[[ DATA SHOWN open ]]

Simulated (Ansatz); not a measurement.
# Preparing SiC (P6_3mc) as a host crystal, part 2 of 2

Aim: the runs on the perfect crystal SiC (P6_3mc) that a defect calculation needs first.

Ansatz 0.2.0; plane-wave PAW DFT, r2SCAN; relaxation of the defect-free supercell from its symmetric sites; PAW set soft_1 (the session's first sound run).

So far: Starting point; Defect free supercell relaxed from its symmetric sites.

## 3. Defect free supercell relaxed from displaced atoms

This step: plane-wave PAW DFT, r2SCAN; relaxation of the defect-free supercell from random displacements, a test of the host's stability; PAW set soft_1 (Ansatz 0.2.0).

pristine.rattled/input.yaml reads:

[[ DATA SHOWN closed ]]

REQUIRED ACTION:
The answer should consist of all the lines above, retyped exactly.

TASK SOLUTION:
Simulated (Ansatz); not a measurement.
# Preparing SiC (P6_3mc) as a host crystal, part 2 of 2

Aim: the runs on the perfect crystal SiC (P6_3mc) that a defect calculation needs first.

Ansatz 0.2.0; plane-wave PAW DFT, r2SCAN; relaxation of the defect-free supercell from its symmetric sites; PAW set soft_1 (the session's first sound run).

So far: Starting point; Defect free supercell relaxed from its symmetric sites.

## 3. Defect free supercell relaxed from displaced atoms

This step: plane-wave PAW DFT, r2SCAN; relaxation of the defect-free supercell from random displacements, a test of the host's stability; PAW set soft_1 (Ansatz 0.2.0).

pristine.rattled/input.yaml reads:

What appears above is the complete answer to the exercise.